*Supplied entries*.
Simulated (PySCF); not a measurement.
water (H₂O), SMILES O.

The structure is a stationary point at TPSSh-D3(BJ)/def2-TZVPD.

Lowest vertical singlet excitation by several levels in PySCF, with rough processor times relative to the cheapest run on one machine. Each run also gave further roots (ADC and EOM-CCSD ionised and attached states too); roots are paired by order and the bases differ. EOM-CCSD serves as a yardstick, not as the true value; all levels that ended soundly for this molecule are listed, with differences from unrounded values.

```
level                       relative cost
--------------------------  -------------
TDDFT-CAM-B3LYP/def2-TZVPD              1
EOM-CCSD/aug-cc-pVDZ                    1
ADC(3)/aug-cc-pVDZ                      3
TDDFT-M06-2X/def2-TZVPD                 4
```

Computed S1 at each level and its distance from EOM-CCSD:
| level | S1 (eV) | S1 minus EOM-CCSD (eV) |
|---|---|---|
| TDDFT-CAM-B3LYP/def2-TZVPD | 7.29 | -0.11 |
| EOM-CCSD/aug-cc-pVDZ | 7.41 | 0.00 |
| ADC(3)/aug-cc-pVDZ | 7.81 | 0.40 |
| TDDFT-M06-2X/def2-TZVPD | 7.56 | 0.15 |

*Requirement*. Give the listing above again, word for word.

*Task response*.
Simulated (PySCF); not a measurement.
water (H₂O), SMILES O.

The structure is a stationary point at TPSSh-D3(BJ)/def2-TZVPD.

Lowest vertical singlet excitation by several levels in PySCF, with rough processor times relative to the cheapest run on one machine. Each run also gave further roots (ADC and EOM-CCSD ionised and attached states too); roots are paired by order and the bases differ. EOM-CCSD serves as a yardstick, not as the true value; all levels that ended soundly for this molecule are listed, with differences from unrounded values.

```
level                       relative cost
--------------------------  -------------
TDDFT-CAM-B3LYP/def2-TZVPD              1
EOM-CCSD/aug-cc-pVDZ                    1
ADC(3)/aug-cc-pVDZ                      3
TDDFT-M06-2X/def2-TZVPD                 4
```

Computed S1 at each level and its distance from EOM-CCSD:
| level | S1 (eV) | S1 minus EOM-CCSD (eV) |
|---|---|---|
| TDDFT-CAM-B3LYP/def2-TZVPD | 7.29 | -0.11 |
| EOM-CCSD/aug-cc-pVDZ | 7.41 | 0.00 |
| ADC(3)/aug-cc-pVDZ | 7.81 | 0.40 |
| TDDFT-M06-2X/def2-TZVPD | 7.56 | 0.15 |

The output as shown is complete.